WORK TASK =
Copy word for word, please, the lines of the entries below running from the one containing "Everything below comes" to the one containing "## 1. The cell of the first run", both ends included.

INFORMATION SUPPLIED =
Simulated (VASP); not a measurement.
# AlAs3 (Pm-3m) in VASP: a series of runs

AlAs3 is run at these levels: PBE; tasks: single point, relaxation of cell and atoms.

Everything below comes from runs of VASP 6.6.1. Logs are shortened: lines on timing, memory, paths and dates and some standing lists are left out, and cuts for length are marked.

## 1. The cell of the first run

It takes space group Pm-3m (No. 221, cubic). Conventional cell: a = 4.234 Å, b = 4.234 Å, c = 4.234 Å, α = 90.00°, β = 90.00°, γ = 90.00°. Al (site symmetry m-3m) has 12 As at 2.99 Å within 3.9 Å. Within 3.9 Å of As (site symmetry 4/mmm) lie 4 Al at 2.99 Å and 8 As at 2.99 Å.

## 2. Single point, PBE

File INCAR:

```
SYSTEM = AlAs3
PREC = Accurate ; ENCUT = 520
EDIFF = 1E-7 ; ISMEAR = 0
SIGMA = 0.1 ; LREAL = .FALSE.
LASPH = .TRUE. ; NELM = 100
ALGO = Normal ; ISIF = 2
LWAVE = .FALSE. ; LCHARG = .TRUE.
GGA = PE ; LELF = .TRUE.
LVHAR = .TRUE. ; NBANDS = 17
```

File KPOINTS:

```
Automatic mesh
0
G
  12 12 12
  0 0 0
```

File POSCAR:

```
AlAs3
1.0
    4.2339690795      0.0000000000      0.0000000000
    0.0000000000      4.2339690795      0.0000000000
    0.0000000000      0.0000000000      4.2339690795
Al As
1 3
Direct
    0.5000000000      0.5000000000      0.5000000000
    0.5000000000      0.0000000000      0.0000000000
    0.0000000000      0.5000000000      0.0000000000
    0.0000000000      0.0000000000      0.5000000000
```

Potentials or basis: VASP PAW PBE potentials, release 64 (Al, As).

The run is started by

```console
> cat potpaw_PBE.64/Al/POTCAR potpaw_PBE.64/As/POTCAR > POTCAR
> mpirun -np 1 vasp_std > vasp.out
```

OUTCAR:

TASK SOLUTION =
Everything below comes from runs of VASP 6.6.1. Logs are shortened: lines on timing, memory, paths and dates and some standing lists are left out, and cuts for length are marked.

## 1. The cell of the first run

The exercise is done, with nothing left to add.